▸ WORK TASK
What you return must match the listing below word for word.

═══ SUPPLIED RECORDS ═══

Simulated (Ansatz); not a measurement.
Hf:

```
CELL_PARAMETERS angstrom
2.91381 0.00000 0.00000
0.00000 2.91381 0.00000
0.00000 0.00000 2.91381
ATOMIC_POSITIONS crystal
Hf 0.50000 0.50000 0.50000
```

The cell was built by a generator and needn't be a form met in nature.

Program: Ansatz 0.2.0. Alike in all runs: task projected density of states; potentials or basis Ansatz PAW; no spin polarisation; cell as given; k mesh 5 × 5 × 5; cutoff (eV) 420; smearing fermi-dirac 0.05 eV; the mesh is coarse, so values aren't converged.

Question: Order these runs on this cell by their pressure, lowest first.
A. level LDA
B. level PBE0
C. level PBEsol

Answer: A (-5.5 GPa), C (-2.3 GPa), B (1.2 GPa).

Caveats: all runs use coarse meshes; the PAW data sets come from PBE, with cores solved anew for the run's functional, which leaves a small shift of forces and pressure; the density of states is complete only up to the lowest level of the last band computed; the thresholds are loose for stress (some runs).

═══

▸ SOLUTION
Simulated (Ansatz); not a measurement.
Hf:

```
CELL_PARAMETERS angstrom
2.91381 0.00000 0.00000
0.00000 2.91381 0.00000
0.00000 0.00000 2.91381
ATOMIC_POSITIONS crystal
Hf 0.50000 0.50000 0.50000
```

The cell was built by a generator and needn't be a form met in nature.

Program: Ansatz 0.2.0. Alike in all runs: task projected density of states; potentials or basis Ansatz PAW; no spin polarisation; cell as given; k mesh 5 × 5 × 5; cutoff (eV) 420; smearing fermi-dirac 0.05 eV; the mesh is coarse, so values aren't converged.

Question: Order these runs on this cell by their pressure, lowest first.
A. level LDA
B. level PBE0
C. level PBEsol

Answer: A (-5.5 GPa), C (-2.3 GPa), B (1.2 GPa).

Caveats: all runs use coarse meshes; the PAW data sets come from PBE, with cores solved anew for the run's functional, which leaves a small shift of forces and pressure; the density of states is complete only up to the lowest level of the last band computed; the thresholds are loose for stress (some runs).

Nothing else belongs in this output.